[DATASET]
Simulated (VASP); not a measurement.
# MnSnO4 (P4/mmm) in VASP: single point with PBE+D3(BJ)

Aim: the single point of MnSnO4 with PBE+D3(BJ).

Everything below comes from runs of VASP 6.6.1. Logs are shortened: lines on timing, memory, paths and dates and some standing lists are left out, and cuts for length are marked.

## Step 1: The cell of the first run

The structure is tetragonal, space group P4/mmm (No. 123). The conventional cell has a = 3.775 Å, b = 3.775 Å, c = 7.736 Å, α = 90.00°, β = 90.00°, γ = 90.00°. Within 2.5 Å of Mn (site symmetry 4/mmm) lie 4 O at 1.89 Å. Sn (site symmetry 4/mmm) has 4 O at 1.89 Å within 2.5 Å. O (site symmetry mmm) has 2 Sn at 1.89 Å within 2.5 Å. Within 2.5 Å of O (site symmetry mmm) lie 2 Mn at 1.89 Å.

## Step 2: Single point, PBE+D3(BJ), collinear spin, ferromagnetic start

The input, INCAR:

[ACTIVITY] Everything from the first line of the records through the line containing "## Step 2: Single" is to be set down exactly, while later lines are left out.

[RESPONSE AREA]
Simulated (VASP); not a measurement.
# MnSnO4 (P4/mmm) in VASP: single point with PBE+D3(BJ)

Aim: the single point of MnSnO4 with PBE+D3(BJ).

Everything below comes from runs of VASP 6.6.1. Logs are shortened: lines on timing, memory, paths and dates and some standing lists are left out, and cuts for length are marked.

## Step 1: The cell of the first run

The structure is tetragonal, space group P4/mmm (No. 123). The conventional cell has a = 3.775 Å, b = 3.775 Å, c = 7.736 Å, α = 90.00°, β = 90.00°, γ = 90.00°. Within 2.5 Å of Mn (site symmetry 4/mmm) lie 4 O at 1.89 Å. Sn (site symmetry 4/mmm) has 4 O at 1.89 Å within 2.5 Å. O (site symmetry mmm) has 2 Sn at 1.89 Å within 2.5 Å. Within 2.5 Å of O (site symmetry mmm) lie 2 Mn at 1.89 Å.

## Step 2: Single point, PBE+D3(BJ), collinear spin, ferromagnetic start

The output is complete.